*REQUIRED ACTION:* From the first line of the records through the line containing "Ansatz's warnings: stress", retype every line exactly and nothing else.

(DATA SHOWN)
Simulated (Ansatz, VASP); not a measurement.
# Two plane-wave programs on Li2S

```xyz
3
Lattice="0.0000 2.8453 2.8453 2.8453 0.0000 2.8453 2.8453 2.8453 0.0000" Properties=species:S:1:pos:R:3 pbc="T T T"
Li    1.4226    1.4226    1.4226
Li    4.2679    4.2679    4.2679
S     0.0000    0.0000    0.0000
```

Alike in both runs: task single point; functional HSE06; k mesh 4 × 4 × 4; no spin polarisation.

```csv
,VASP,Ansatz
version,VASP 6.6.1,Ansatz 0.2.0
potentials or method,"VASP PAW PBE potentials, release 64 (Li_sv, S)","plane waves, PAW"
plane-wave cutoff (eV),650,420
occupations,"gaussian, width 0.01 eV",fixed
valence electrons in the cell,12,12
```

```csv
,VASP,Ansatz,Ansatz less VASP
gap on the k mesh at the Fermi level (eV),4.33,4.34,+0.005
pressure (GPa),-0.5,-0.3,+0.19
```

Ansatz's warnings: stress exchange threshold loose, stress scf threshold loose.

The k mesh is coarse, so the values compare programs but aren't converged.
(End DATA SHOWN)

*SOLUTION:*
Simulated (Ansatz, VASP); not a measurement.
# Two plane-wave programs on Li2S

```xyz
3
Lattice="0.0000 2.8453 2.8453 2.8453 0.0000 2.8453 2.8453 2.8453 0.0000" Properties=species:S:1:pos:R:3 pbc="T T T"
Li    1.4226    1.4226    1.4226
Li    4.2679    4.2679    4.2679
S     0.0000    0.0000    0.0000
```

Alike in both runs: task single point; functional HSE06; k mesh 4 × 4 × 4; no spin polarisation.

```csv
,VASP,Ansatz
version,VASP 6.6.1,Ansatz 0.2.0
potentials or method,"VASP PAW PBE potentials, release 64 (Li_sv, S)","plane waves, PAW"
plane-wave cutoff (eV),650,420
occupations,"gaussian, width 0.01 eV",fixed
valence electrons in the cell,12,12
```

```csv
,VASP,Ansatz,Ansatz less VASP
gap on the k mesh at the Fermi level (eV),4.33,4.34,+0.005
pressure (GPa),-0.5,-0.3,+0.19
```

Ansatz's warnings: stress exchange threshold loose, stress scf threshold loose.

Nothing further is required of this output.